Up to and including the line with "Its results: band", copy the records below exactly from their first line.

▬▬▬▬▬▬▬▬▬▬
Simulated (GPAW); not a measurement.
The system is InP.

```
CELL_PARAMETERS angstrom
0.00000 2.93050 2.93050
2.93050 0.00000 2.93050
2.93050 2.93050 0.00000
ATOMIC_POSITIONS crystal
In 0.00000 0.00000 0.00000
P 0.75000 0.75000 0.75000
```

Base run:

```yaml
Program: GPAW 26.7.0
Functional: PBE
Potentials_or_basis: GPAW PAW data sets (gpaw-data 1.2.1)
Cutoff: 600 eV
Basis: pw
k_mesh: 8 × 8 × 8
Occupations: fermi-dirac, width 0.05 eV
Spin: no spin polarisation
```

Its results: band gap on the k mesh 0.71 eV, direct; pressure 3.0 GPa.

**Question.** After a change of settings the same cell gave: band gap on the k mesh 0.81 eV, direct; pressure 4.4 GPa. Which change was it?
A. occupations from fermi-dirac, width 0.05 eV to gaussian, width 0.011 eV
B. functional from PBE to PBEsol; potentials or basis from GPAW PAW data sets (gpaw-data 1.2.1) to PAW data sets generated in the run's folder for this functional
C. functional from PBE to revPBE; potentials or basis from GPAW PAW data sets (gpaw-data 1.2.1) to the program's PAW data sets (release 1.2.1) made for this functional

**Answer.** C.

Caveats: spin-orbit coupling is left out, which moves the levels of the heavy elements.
▬▬▬▬▬▬▬▬▬▬

TASK RESPONSE:
Simulated (GPAW); not a measurement.
The system is InP.

```
CELL_PARAMETERS angstrom
0.00000 2.93050 2.93050
2.93050 0.00000 2.93050
2.93050 2.93050 0.00000
ATOMIC_POSITIONS crystal
In 0.00000 0.00000 0.00000
P 0.75000 0.75000 0.75000
```

Base run:

```yaml
Program: GPAW 26.7.0
Functional: PBE
Potentials_or_basis: GPAW PAW data sets (gpaw-data 1.2.1)
Cutoff: 600 eV
Basis: pw
k_mesh: 8 × 8 × 8
Occupations: fermi-dirac, width 0.05 eV
Spin: no spin polarisation
```

Its results: band gap on the k mesh 0.71 eV, direct; pressure 3.0 GPa.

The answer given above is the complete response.